→ **DATA SUPPLIED**
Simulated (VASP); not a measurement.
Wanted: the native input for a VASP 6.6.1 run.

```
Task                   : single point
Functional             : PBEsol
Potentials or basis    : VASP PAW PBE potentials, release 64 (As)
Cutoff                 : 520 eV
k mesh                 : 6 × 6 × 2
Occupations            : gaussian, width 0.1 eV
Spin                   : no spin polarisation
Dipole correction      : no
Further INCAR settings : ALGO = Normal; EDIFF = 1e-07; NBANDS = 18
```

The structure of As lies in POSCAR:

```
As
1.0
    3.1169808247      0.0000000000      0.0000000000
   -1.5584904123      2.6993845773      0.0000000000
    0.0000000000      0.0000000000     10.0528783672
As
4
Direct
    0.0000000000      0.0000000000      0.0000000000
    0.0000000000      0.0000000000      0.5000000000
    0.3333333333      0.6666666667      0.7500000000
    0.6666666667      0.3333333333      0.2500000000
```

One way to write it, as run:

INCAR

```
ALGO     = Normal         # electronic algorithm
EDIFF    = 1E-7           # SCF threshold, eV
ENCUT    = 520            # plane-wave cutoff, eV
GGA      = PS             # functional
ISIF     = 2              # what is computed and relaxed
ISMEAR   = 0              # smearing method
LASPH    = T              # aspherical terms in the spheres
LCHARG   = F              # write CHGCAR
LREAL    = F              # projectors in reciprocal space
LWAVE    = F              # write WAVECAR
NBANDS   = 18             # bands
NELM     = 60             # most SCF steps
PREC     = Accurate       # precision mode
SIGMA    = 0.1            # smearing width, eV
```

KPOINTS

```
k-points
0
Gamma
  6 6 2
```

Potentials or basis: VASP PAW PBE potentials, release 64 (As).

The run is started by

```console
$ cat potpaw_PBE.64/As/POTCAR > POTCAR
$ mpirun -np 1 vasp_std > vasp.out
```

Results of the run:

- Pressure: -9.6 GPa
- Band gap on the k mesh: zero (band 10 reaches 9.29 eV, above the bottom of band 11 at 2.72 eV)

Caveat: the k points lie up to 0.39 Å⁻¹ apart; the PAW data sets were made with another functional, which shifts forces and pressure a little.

→ **ACTIVITY**
Reproduce the material above exactly, beginning at its first line and ending with the line that holds "One way to write". Include nothing else.

→ **WRITTEN ANSWER**
Simulated (VASP); not a measurement.
Wanted: the native input for a VASP 6.6.1 run.

```
Task                   : single point
Functional             : PBEsol
Potentials or basis    : VASP PAW PBE potentials, release 64 (As)
Cutoff                 : 520 eV
k mesh                 : 6 × 6 × 2
Occupations            : gaussian, width 0.1 eV
Spin                   : no spin polarisation
Dipole correction      : no
Further INCAR settings : ALGO = Normal; EDIFF = 1e-07; NBANDS = 18
```

The structure of As lies in POSCAR:

```
As
1.0
    3.1169808247      0.0000000000      0.0000000000
   -1.5584904123      2.6993845773      0.0000000000
    0.0000000000      0.0000000000     10.0528783672
As
4
Direct
    0.0000000000      0.0000000000      0.0000000000
    0.0000000000      0.0000000000      0.5000000000
    0.3333333333      0.6666666667      0.7500000000
    0.6666666667      0.3333333333      0.2500000000
```

One way to write it, as run:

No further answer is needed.